________________
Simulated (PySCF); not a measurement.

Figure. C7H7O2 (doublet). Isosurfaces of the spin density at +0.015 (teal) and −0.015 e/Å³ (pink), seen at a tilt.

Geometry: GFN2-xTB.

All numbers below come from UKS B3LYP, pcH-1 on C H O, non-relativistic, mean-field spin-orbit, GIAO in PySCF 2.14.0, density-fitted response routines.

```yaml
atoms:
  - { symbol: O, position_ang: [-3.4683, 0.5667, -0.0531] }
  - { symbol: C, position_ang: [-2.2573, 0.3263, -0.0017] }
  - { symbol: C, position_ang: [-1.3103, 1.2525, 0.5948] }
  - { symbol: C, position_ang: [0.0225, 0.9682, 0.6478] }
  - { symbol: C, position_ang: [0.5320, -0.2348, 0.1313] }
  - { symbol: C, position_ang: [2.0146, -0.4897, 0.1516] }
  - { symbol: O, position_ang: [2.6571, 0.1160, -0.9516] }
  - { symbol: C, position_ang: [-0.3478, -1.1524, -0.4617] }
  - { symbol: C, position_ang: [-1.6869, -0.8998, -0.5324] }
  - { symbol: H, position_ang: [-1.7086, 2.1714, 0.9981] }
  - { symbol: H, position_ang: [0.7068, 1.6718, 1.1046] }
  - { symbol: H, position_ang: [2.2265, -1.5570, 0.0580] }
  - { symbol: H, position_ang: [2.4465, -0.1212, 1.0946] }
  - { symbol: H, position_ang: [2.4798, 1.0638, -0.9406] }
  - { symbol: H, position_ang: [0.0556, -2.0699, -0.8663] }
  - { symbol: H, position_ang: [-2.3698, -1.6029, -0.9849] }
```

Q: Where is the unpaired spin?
________________

Copy the full listing verbatim.

* [EXPECTED ANSWER]
Simulated (PySCF); not a measurement.

Figure. C7H7O2 (doublet). Isosurfaces of the spin density at +0.015 (teal) and −0.015 e/Å³ (pink), seen at a tilt.

Geometry: GFN2-xTB.

All numbers below come from UKS B3LYP, pcH-1 on C H O, non-relativistic, mean-field spin-orbit, GIAO in PySCF 2.14.0, density-fitted response routines.

```yaml
atoms:
  - { symbol: O, position_ang: [-3.4683, 0.5667, -0.0531] }
  - { symbol: C, position_ang: [-2.2573, 0.3263, -0.0017] }
  - { symbol: C, position_ang: [-1.3103, 1.2525, 0.5948] }
  - { symbol: C, position_ang: [0.0225, 0.9682, 0.6478] }
  - { symbol: C, position_ang: [0.5320, -0.2348, 0.1313] }
  - { symbol: C, position_ang: [2.0146, -0.4897, 0.1516] }
  - { symbol: O, position_ang: [2.6571, 0.1160, -0.9516] }
  - { symbol: C, position_ang: [-0.3478, -1.1524, -0.4617] }
  - { symbol: C, position_ang: [-1.6869, -0.8998, -0.5324] }
  - { symbol: H, position_ang: [-1.7086, 2.1714, 0.9981] }
  - { symbol: H, position_ang: [0.7068, 1.6718, 1.1046] }
  - { symbol: H, position_ang: [2.2265, -1.5570, 0.0580] }
  - { symbol: H, position_ang: [2.4465, -0.1212, 1.0946] }
  - { symbol: H, position_ang: [2.4798, 1.0638, -0.9406] }
  - { symbol: H, position_ang: [0.0556, -2.0699, -0.8663] }
  - { symbol: H, position_ang: [-2.3698, -1.6029, -0.9849] }
```

Q: Where is the unpaired spin?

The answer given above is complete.